━━━━━ Data to examine

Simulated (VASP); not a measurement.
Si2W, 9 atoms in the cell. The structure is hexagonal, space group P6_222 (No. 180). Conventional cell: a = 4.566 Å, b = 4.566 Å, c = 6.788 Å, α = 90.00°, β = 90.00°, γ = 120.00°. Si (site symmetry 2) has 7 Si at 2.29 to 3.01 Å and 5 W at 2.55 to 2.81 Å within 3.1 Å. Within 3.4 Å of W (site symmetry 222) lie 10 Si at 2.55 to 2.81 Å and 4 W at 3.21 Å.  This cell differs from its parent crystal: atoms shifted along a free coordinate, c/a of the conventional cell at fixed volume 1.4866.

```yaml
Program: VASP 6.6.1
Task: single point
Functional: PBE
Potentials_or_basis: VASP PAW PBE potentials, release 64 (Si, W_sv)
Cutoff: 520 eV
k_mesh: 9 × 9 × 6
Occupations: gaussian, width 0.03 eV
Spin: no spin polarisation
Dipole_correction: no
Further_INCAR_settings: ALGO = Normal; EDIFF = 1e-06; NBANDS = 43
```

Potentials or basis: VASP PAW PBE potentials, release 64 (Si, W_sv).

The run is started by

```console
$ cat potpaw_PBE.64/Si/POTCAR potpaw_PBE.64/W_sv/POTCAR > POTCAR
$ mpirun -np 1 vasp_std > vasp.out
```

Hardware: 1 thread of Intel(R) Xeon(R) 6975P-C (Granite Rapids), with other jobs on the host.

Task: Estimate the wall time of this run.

━━━━━━━━━━

Quote exactly the opening line of the material above and every line after it, up to and including the line that contains "Hardware: 1 thread".

Exercise result:
Simulated (VASP); not a measurement.
Si2W, 9 atoms in the cell. The structure is hexagonal, space group P6_222 (No. 180). Conventional cell: a = 4.566 Å, b = 4.566 Å, c = 6.788 Å, α = 90.00°, β = 90.00°, γ = 120.00°. Si (site symmetry 2) has 7 Si at 2.29 to 3.01 Å and 5 W at 2.55 to 2.81 Å within 3.1 Å. Within 3.4 Å of W (site symmetry 222) lie 10 Si at 2.55 to 2.81 Å and 4 W at 3.21 Å.  This cell differs from its parent crystal: atoms shifted along a free coordinate, c/a of the conventional cell at fixed volume 1.4866.

```yaml
Program: VASP 6.6.1
Task: single point
Functional: PBE
Potentials_or_basis: VASP PAW PBE potentials, release 64 (Si, W_sv)
Cutoff: 520 eV
k_mesh: 9 × 9 × 6
Occupations: gaussian, width 0.03 eV
Spin: no spin polarisation
Dipole_correction: no
Further_INCAR_settings: ALGO = Normal; EDIFF = 1e-06; NBANDS = 43
```

Potentials or basis: VASP PAW PBE potentials, release 64 (Si, W_sv).

The run is started by

```console
$ cat potpaw_PBE.64/Si/POTCAR potpaw_PBE.64/W_sv/POTCAR > POTCAR
$ mpirun -np 1 vasp_std > vasp.out
```

Hardware: 1 thread of Intel(R) Xeon(R) 6975P-C (Granite Rapids), with other jobs on the host.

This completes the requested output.